ASSIGNED TASK
What are the lines of the listing below, word for word, from the first down to the one that contains "- coordinates at the GFN2-xTB level"?

GIVEN ENTRIES
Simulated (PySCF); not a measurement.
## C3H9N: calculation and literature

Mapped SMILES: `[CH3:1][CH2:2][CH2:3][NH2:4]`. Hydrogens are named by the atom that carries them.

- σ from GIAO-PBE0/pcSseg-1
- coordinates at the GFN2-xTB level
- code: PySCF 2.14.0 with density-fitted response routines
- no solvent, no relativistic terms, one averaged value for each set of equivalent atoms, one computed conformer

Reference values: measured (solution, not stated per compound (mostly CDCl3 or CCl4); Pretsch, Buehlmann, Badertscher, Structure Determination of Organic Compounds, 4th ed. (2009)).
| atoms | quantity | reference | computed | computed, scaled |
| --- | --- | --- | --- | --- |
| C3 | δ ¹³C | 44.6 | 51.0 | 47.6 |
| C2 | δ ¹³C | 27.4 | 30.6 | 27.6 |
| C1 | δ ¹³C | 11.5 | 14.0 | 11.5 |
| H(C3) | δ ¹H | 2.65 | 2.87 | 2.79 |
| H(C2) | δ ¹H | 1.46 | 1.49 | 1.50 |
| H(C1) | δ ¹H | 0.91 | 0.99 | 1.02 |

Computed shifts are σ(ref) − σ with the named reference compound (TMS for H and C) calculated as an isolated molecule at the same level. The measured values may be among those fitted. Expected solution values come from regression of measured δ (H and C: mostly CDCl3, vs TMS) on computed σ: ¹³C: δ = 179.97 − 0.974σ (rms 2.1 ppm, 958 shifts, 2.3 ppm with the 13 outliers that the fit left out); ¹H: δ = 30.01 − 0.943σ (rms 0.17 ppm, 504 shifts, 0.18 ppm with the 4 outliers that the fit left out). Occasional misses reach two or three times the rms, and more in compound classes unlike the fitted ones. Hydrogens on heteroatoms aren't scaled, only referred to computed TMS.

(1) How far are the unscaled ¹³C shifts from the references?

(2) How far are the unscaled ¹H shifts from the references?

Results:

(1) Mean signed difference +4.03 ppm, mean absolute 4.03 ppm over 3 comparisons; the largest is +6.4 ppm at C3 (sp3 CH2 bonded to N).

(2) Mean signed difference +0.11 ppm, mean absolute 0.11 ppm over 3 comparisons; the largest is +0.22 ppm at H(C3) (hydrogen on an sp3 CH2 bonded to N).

WRITTEN REPLY
Simulated (PySCF); not a measurement.
## C3H9N: calculation and literature

Mapped SMILES: `[CH3:1][CH2:2][CH2:3][NH2:4]`. Hydrogens are named by the atom that carries them.

- σ from GIAO-PBE0/pcSseg-1
- coordinates at the GFN2-xTB level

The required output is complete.